Assignment -
Transcribe the whole listing precisely, leaving nothing out.

##### Source material
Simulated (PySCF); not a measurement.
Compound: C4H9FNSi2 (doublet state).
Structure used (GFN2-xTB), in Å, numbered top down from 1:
##########

Written answer -
Simulated (PySCF); not a measurement.
Compound: C4H9FNSi2 (doublet state).
Structure used (GFN2-xTB), in Å, numbered top down from 1:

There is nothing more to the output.